───── GIVEN DATA ─────
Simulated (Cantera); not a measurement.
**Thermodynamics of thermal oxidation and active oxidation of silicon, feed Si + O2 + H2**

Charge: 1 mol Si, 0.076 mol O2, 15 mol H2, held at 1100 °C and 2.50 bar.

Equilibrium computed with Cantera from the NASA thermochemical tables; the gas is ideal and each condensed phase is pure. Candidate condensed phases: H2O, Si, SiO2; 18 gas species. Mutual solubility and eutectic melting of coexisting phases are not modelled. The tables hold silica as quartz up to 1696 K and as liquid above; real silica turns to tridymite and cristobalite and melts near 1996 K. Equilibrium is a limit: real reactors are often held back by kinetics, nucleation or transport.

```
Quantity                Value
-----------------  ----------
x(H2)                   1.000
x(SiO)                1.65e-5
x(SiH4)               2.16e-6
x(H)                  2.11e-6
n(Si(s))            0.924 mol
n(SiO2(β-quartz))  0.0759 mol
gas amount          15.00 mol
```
─────

**ASSIGNMENT**
Restate the data word for word. Begin at its first line, end at the line that contains "Charge: 1 mol", and include both.

**RESPONSE BOX**
Simulated (Cantera); not a measurement.
**Thermodynamics of thermal oxidation and active oxidation of silicon, feed Si + O2 + H2**

Charge: 1 mol Si, 0.076 mol O2, 15 mol H2, held at 1100 °C and 2.50 bar.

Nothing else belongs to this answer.